## REQUIRED ACTION
All that should come back is the lines of the data below from the one containing "Caveats: semilocal functionals" to the one containing "A k mesh can", inclusive, exactly as they stand.

Top of DATASET RECORDS
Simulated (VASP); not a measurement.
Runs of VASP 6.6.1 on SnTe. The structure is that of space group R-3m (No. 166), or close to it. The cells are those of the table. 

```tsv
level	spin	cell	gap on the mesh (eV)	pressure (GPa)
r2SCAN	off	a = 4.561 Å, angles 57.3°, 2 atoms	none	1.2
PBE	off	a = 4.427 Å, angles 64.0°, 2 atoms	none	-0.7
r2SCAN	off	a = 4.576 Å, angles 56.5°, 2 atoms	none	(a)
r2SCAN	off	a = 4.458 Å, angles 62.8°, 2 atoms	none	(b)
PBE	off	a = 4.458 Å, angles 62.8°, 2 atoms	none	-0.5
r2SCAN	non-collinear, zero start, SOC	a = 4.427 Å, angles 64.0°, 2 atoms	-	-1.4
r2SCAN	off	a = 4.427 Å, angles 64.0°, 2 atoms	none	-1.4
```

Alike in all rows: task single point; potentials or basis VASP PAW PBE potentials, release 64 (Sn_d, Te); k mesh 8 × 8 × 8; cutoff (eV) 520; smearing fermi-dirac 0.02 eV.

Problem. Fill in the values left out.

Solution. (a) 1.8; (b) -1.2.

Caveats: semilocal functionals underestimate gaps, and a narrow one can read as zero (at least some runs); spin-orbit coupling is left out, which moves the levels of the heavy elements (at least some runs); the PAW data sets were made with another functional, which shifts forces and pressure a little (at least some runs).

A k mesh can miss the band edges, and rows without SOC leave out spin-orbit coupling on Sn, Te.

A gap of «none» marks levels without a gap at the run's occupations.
Bottom of DATASET RECORDS

## TASK RESULT
Caveats: semilocal functionals underestimate gaps, and a narrow one can read as zero (at least some runs); spin-orbit coupling is left out, which moves the levels of the heavy elements (at least some runs); the PAW data sets were made with another functional, which shifts forces and pressure a little (at least some runs).

A k mesh can miss the band edges, and rows without SOC leave out spin-orbit coupling on Sn, Te.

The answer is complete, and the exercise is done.